## ASSIGNED TASK
Find the line with "none | -0.1 | - |" and the line with "119.2 | (a) |" in the entries below; output exactly those two lines, every line between them, and no others.

## DATASET ENTRIES
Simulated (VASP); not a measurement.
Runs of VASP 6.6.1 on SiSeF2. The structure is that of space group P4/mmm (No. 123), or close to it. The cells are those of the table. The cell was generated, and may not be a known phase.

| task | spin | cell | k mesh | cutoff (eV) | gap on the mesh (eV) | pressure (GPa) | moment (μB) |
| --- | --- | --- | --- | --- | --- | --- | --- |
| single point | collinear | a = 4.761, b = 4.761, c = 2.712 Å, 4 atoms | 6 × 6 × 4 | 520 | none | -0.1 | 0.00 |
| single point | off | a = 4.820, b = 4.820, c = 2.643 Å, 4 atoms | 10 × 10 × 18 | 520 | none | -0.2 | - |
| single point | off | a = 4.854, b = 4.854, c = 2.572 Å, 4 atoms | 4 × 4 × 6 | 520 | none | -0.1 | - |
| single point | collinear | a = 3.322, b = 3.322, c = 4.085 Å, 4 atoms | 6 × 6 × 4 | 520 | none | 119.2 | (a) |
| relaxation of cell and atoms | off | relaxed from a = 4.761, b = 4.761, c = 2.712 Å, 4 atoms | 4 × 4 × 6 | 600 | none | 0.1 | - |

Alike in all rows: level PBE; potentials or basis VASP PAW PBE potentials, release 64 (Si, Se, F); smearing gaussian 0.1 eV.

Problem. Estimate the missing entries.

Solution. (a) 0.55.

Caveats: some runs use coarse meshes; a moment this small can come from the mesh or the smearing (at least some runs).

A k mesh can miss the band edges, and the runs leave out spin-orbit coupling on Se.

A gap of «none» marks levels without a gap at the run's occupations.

## REPLY
| single point | off | a = 4.854, b = 4.854, c = 2.572 Å, 4 atoms | 4 × 4 × 6 | 520 | none | -0.1 | - |
| single point | collinear | a = 3.322, b = 3.322, c = 4.085 Å, 4 atoms | 6 × 6 × 4 | 520 | none | 119.2 | (a) |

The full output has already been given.